## Information shown
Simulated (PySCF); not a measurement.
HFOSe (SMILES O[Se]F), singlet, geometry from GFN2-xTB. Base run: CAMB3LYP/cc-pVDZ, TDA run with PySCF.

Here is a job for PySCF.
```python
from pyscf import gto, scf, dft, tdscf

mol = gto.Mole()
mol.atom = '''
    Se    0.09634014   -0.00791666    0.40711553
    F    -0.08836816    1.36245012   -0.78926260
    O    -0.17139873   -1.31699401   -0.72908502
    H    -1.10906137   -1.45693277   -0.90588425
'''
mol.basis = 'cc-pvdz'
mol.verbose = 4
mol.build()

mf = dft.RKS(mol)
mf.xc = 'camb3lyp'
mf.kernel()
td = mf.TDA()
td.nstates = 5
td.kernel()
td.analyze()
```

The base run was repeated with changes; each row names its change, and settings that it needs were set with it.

## Assignment
Could you restate every record word for word?

## Answer area
Simulated (PySCF); not a measurement.
HFOSe (SMILES O[Se]F), singlet, geometry from GFN2-xTB. Base run: CAMB3LYP/cc-pVDZ, TDA run with PySCF.

Here is a job for PySCF.
```python
from pyscf import gto, scf, dft, tdscf

mol = gto.Mole()
mol.atom = '''
    Se    0.09634014   -0.00791666    0.40711553
    F    -0.08836816    1.36245012   -0.78926260
    O    -0.17139873   -1.31699401   -0.72908502
    H    -1.10906137   -1.45693277   -0.90588425
'''
mol.basis = 'cc-pvdz'
mol.verbose = 4
mol.build()

mf = dft.RKS(mol)
mf.xc = 'camb3lyp'
mf.kernel()
td = mf.TDA()
td.nstates = 5
td.kernel()
td.analyze()
```

The base run was repeated with changes; each row names its change, and settings that it needs were set with it.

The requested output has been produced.